Dataset records:
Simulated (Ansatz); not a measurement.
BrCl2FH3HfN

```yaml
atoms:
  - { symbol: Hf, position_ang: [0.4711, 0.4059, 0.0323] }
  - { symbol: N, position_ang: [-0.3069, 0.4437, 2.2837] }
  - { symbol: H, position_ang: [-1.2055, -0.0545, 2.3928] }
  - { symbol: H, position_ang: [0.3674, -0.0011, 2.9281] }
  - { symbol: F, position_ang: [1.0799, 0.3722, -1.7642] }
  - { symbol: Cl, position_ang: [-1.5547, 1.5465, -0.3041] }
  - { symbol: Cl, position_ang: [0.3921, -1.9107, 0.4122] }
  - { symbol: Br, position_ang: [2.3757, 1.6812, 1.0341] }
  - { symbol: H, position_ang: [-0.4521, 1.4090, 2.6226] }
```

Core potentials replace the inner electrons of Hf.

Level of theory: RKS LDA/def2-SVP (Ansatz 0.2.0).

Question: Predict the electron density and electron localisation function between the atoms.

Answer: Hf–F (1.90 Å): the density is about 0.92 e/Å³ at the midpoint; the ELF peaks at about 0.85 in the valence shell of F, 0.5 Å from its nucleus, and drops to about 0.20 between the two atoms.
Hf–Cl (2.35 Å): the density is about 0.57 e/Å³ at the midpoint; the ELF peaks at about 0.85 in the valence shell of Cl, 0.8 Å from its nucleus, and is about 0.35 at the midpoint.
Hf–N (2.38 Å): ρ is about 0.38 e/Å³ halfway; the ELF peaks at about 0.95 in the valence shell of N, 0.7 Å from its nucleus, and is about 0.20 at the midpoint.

Action item: With the line holding "Level of theory: RKS" as the first and the line holding "Hf–Cl (2.35 Å): the" as the last, set down that range of the entries above exactly, and nothing else.

Answer box:
Level of theory: RKS LDA/def2-SVP (Ansatz 0.2.0).

Question: Predict the electron density and electron localisation function between the atoms.

Answer: Hf–F (1.90 Å): the density is about 0.92 e/Å³ at the midpoint; the ELF peaks at about 0.85 in the valence shell of F, 0.5 Å from its nucleus, and drops to about 0.20 between the two atoms.
Hf–Cl (2.35 Å): the density is about 0.57 e/Å³ at the midpoint; the ELF peaks at about 0.85 in the valence shell of Cl, 0.8 Å from its nucleus, and is about 0.35 at the midpoint.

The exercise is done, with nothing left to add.